**Task item:**
Repeat the listing below word for word, stopping after the line that contains "0.000 | 69 | 91 |".

**Source material:**
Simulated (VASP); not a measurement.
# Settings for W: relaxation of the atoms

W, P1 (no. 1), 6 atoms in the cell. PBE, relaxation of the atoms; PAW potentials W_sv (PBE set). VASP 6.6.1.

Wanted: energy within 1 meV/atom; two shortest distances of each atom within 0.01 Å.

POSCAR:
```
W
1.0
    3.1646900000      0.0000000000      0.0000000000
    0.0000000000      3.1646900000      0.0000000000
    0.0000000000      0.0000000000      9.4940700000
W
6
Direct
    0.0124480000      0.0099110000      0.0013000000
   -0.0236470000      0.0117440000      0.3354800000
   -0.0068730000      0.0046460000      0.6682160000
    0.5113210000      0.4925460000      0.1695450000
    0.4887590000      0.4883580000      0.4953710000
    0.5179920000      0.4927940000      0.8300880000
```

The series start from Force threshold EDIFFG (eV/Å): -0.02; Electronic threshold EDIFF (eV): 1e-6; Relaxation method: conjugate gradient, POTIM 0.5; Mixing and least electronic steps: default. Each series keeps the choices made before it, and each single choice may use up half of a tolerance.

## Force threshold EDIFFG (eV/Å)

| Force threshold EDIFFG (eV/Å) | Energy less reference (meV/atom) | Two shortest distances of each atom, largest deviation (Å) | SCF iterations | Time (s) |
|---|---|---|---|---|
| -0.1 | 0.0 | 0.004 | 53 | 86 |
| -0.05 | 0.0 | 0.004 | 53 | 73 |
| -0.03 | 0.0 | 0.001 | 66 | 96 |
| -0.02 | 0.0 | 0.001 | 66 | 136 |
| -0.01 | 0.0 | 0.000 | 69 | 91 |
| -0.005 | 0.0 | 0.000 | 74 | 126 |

**Reply:**
Simulated (VASP); not a measurement.
# Settings for W: relaxation of the atoms

W, P1 (no. 1), 6 atoms in the cell. PBE, relaxation of the atoms; PAW potentials W_sv (PBE set). VASP 6.6.1.

Wanted: energy within 1 meV/atom; two shortest distances of each atom within 0.01 Å.

POSCAR:
```
W
1.0
    3.1646900000      0.0000000000      0.0000000000
    0.0000000000      3.1646900000      0.0000000000
    0.0000000000      0.0000000000      9.4940700000
W
6
Direct
    0.0124480000      0.0099110000      0.0013000000
   -0.0236470000      0.0117440000      0.3354800000
   -0.0068730000      0.0046460000      0.6682160000
    0.5113210000      0.4925460000      0.1695450000
    0.4887590000      0.4883580000      0.4953710000
    0.5179920000      0.4927940000      0.8300880000
```

The series start from Force threshold EDIFFG (eV/Å): -0.02; Electronic threshold EDIFF (eV): 1e-6; Relaxation method: conjugate gradient, POTIM 0.5; Mixing and least electronic steps: default. Each series keeps the choices made before it, and each single choice may use up half of a tolerance.

## Force threshold EDIFFG (eV/Å)

| Force threshold EDIFFG (eV/Å) | Energy less reference (meV/atom) | Two shortest distances of each atom, largest deviation (Å) | SCF iterations | Time (s) |
|---|---|---|---|---|
| -0.1 | 0.0 | 0.004 | 53 | 86 |
| -0.05 | 0.0 | 0.004 | 53 | 73 |
| -0.03 | 0.0 | 0.001 | 66 | 96 |
| -0.02 | 0.0 | 0.001 | 66 | 136 |
| -0.01 | 0.0 | 0.000 | 69 | 91 |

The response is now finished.